··· Record set

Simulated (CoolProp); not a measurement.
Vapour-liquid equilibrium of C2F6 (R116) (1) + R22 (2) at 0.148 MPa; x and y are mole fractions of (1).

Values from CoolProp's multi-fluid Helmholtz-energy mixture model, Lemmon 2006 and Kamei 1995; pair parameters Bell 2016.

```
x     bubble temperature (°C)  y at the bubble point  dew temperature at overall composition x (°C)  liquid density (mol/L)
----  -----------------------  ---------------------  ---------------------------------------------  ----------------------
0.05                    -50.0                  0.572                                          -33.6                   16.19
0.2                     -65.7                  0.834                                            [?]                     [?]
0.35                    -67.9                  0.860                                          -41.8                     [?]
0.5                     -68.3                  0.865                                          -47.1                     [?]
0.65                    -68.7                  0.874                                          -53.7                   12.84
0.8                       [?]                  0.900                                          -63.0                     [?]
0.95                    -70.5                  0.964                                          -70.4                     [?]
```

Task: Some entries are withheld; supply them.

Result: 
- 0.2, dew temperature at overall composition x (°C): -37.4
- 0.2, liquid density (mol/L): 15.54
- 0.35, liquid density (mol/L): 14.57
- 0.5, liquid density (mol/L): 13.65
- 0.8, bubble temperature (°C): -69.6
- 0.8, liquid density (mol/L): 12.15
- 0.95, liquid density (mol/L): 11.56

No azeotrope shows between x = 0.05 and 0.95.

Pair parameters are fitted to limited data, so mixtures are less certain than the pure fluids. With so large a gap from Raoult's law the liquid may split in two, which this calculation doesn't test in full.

······

*Assigned task:* Send back exactly, with nothing added, the lines from the first line of the material above through the line holding "No azeotrope shows between x = 0.05 and 0.95."; both ends are included.

*Solution:*
Simulated (CoolProp); not a measurement.
Vapour-liquid equilibrium of C2F6 (R116) (1) + R22 (2) at 0.148 MPa; x and y are mole fractions of (1).

Values from CoolProp's multi-fluid Helmholtz-energy mixture model, Lemmon 2006 and Kamei 1995; pair parameters Bell 2016.

```
x     bubble temperature (°C)  y at the bubble point  dew temperature at overall composition x (°C)  liquid density (mol/L)
----  -----------------------  ---------------------  ---------------------------------------------  ----------------------
0.05                    -50.0                  0.572                                          -33.6                   16.19
0.2                     -65.7                  0.834                                            [?]                     [?]
0.35                    -67.9                  0.860                                          -41.8                     [?]
0.5                     -68.3                  0.865                                          -47.1                     [?]
0.65                    -68.7                  0.874                                          -53.7                   12.84
0.8                       [?]                  0.900                                          -63.0                     [?]
0.95                    -70.5                  0.964                                          -70.4                     [?]
```

Task: Some entries are withheld; supply them.

Result: 
- 0.2, dew temperature at overall composition x (°C): -37.4
- 0.2, liquid density (mol/L): 15.54
- 0.35, liquid density (mol/L): 14.57
- 0.5, liquid density (mol/L): 13.65
- 0.8, bubble temperature (°C): -69.6
- 0.8, liquid density (mol/L): 12.15
- 0.95, liquid density (mol/L): 11.56

No azeotrope shows between x = 0.05 and 0.95.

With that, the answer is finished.